- REQUIREMENT: An exact transcript of all the records is required, with nothing left out.

━━ RECORD EXTRACTS ━━
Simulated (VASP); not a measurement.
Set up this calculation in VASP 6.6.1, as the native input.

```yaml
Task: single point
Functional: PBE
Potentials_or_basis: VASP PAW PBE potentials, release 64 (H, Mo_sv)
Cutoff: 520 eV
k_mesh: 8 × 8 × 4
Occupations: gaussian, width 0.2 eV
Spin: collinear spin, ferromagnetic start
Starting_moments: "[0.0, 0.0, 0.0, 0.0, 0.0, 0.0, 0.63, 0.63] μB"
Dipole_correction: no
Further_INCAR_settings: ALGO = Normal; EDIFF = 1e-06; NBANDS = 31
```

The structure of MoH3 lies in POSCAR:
━━━

- YOUR RESPONSE:
Simulated (VASP); not a measurement.
Set up this calculation in VASP 6.6.1, as the native input.

```yaml
Task: single point
Functional: PBE
Potentials_or_basis: VASP PAW PBE potentials, release 64 (H, Mo_sv)
Cutoff: 520 eV
k_mesh: 8 × 8 × 4
Occupations: gaussian, width 0.2 eV
Spin: collinear spin, ferromagnetic start
Starting_moments: "[0.0, 0.0, 0.0, 0.0, 0.0, 0.0, 0.63, 0.63] μB"
Dipole_correction: no
Further_INCAR_settings: ALGO = Normal; EDIFF = 1e-06; NBANDS = 31
```

The structure of MoH3 lies in POSCAR:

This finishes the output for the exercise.